Brief —
Transcribe exactly each line of the entries, from the opening line to the line with "Q: Which picture", with both of those lines included.

◆ ◆ ◆ ◆ ◆
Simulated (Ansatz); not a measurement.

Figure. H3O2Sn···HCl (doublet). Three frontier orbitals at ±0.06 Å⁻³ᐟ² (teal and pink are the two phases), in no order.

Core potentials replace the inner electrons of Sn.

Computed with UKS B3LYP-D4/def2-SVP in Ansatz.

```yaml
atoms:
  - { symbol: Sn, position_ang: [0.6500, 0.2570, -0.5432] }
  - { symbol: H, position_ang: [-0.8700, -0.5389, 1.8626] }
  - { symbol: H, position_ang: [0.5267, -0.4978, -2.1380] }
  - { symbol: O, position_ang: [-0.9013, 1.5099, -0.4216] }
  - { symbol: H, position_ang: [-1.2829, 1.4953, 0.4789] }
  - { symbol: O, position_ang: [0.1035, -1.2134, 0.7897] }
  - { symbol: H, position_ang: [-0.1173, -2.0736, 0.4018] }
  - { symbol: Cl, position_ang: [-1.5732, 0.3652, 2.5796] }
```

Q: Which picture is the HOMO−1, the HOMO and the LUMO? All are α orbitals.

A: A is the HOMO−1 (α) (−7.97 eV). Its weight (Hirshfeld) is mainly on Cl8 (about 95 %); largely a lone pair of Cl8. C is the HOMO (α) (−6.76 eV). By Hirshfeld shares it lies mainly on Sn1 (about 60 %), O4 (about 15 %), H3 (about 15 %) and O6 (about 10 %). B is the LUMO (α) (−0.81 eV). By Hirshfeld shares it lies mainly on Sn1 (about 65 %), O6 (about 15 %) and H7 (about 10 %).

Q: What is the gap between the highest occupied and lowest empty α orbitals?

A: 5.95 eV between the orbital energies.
◆ ◆ ◆ ◆ ◆

Exercise output —
Simulated (Ansatz); not a measurement.

Figure. H3O2Sn···HCl (doublet). Three frontier orbitals at ±0.06 Å⁻³ᐟ² (teal and pink are the two phases), in no order.

Core potentials replace the inner electrons of Sn.

Computed with UKS B3LYP-D4/def2-SVP in Ansatz.

```yaml
atoms:
  - { symbol: Sn, position_ang: [0.6500, 0.2570, -0.5432] }
  - { symbol: H, position_ang: [-0.8700, -0.5389, 1.8626] }
  - { symbol: H, position_ang: [0.5267, -0.4978, -2.1380] }
  - { symbol: O, position_ang: [-0.9013, 1.5099, -0.4216] }
  - { symbol: H, position_ang: [-1.2829, 1.4953, 0.4789] }
  - { symbol: O, position_ang: [0.1035, -1.2134, 0.7897] }
  - { symbol: H, position_ang: [-0.1173, -2.0736, 0.4018] }
  - { symbol: Cl, position_ang: [-1.5732, 0.3652, 2.5796] }
```

Q: Which picture is the HOMO−1, the HOMO and the LUMO? All are α orbitals.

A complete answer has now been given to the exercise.